Action item
Extract from the entries below, exactly as given, only the lines from the line containing "H8, H9 on C3)" to the line containing "PBE0 throughout (PySCF), one", both lines included.

Record excerpts
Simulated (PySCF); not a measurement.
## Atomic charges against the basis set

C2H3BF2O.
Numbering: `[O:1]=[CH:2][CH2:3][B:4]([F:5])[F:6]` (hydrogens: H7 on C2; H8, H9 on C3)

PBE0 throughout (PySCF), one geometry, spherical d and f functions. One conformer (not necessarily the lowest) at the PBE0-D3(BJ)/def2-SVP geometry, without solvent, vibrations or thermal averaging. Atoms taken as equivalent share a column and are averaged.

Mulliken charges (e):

Written solution
Numbering: `[O:1]=[CH:2][CH2:3][B:4]([F:5])[F:6]` (hydrogens: H7 on C2; H8, H9 on C3)

PBE0 throughout (PySCF), one geometry, spherical d and f functions. One conformer (not necessarily the lowest) at the PBE0-D3(BJ)/def2-SVP geometry, without solvent, vibrations or thermal averaging. Atoms taken as equivalent share a column and are averaged.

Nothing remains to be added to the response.